> Action item
Write out exactly the lines from the start of the entries through the one that contains "Answer: From −7.7", including both.

[Start of Attachment]
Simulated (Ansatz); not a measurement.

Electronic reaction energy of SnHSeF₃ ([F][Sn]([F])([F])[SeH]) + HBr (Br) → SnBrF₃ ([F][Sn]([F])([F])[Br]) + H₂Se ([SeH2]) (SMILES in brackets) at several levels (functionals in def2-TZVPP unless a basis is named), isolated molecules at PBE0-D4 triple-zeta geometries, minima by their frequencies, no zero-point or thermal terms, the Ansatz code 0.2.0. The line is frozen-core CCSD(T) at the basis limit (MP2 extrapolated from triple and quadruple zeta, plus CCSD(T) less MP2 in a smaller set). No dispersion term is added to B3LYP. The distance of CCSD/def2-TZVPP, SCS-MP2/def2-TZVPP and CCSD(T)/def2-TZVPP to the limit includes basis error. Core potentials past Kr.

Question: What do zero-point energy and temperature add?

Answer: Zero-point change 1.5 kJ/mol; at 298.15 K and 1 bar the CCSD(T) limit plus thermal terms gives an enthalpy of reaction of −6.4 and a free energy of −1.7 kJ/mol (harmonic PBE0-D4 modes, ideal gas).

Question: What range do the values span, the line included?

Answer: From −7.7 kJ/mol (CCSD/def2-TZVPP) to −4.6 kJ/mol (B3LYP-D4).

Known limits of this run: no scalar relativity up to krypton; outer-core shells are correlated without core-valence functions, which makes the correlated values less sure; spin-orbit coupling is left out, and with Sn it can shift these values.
[End of Attachment]

> Problem solution
Simulated (Ansatz); not a measurement.

Electronic reaction energy of SnHSeF₃ ([F][Sn]([F])([F])[SeH]) + HBr (Br) → SnBrF₃ ([F][Sn]([F])([F])[Br]) + H₂Se ([SeH2]) (SMILES in brackets) at several levels (functionals in def2-TZVPP unless a basis is named), isolated molecules at PBE0-D4 triple-zeta geometries, minima by their frequencies, no zero-point or thermal terms, the Ansatz code 0.2.0. The line is frozen-core CCSD(T) at the basis limit (MP2 extrapolated from triple and quadruple zeta, plus CCSD(T) less MP2 in a smaller set). No dispersion term is added to B3LYP. The distance of CCSD/def2-TZVPP, SCS-MP2/def2-TZVPP and CCSD(T)/def2-TZVPP to the limit includes basis error. Core potentials past Kr.

Question: What do zero-point energy and temperature add?

Answer: Zero-point change 1.5 kJ/mol; at 298.15 K and 1 bar the CCSD(T) limit plus thermal terms gives an enthalpy of reaction of −6.4 and a free energy of −1.7 kJ/mol (harmonic PBE0-D4 modes, ideal gas).

Question: What range do the values span, the line included?

Answer: From −7.7 kJ/mol (CCSD/def2-TZVPP) to −4.6 kJ/mol (B3LYP-D4).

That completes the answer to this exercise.